- _ASSIGNED TASK_:
Please return the records below exactly as they stand.

- _RECORD SET_:
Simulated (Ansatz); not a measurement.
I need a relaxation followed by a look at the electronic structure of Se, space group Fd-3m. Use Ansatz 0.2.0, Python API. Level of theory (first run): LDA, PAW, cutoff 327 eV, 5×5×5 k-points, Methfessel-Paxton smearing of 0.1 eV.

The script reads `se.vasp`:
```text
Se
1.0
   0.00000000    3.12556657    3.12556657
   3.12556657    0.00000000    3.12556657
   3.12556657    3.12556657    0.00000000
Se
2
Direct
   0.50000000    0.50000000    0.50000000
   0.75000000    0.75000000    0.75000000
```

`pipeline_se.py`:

- _PROBLEM SOLUTION_:
Simulated (Ansatz); not a measurement.
I need a relaxation followed by a look at the electronic structure of Se, space group Fd-3m. Use Ansatz 0.2.0, Python API. Level of theory (first run): LDA, PAW, cutoff 327 eV, 5×5×5 k-points, Methfessel-Paxton smearing of 0.1 eV.

The script reads `se.vasp`:
```text
Se
1.0
   0.00000000    3.12556657    3.12556657
   3.12556657    0.00000000    3.12556657
   3.12556657    3.12556657    0.00000000
Se
2
Direct
   0.50000000    0.50000000    0.50000000
   0.75000000    0.75000000    0.75000000
```

`pipeline_se.py`:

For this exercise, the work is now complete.